### Dataset records
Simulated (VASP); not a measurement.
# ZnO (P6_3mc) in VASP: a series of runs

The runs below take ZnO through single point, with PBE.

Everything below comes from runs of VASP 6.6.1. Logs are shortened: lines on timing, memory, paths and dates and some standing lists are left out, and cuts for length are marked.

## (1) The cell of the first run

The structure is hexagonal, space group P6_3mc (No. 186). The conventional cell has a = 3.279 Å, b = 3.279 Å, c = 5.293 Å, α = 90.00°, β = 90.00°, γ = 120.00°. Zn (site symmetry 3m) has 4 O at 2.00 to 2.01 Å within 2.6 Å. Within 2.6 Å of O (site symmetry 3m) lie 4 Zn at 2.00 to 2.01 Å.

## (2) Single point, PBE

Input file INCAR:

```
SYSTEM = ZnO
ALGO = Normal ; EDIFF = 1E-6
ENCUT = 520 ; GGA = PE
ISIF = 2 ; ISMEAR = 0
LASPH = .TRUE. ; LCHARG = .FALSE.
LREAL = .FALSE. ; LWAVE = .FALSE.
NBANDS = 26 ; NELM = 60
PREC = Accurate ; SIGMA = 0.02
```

### Required action
Your answer should be an exact transcription of the data above.

### Response box
Simulated (VASP); not a measurement.
# ZnO (P6_3mc) in VASP: a series of runs

The runs below take ZnO through single point, with PBE.

Everything below comes from runs of VASP 6.6.1. Logs are shortened: lines on timing, memory, paths and dates and some standing lists are left out, and cuts for length are marked.

## (1) The cell of the first run

The structure is hexagonal, space group P6_3mc (No. 186). The conventional cell has a = 3.279 Å, b = 3.279 Å, c = 5.293 Å, α = 90.00°, β = 90.00°, γ = 120.00°. Zn (site symmetry 3m) has 4 O at 2.00 to 2.01 Å within 2.6 Å. Within 2.6 Å of O (site symmetry 3m) lie 4 Zn at 2.00 to 2.01 Å.

## (2) Single point, PBE

Input file INCAR:

```
SYSTEM = ZnO
ALGO = Normal ; EDIFF = 1E-6
ENCUT = 520 ; GGA = PE
ISIF = 2 ; ISMEAR = 0
LASPH = .TRUE. ; LCHARG = .FALSE.
LREAL = .FALSE. ; LWAVE = .FALSE.
NBANDS = 26 ; NELM = 60
PREC = Accurate ; SIGMA = 0.02
```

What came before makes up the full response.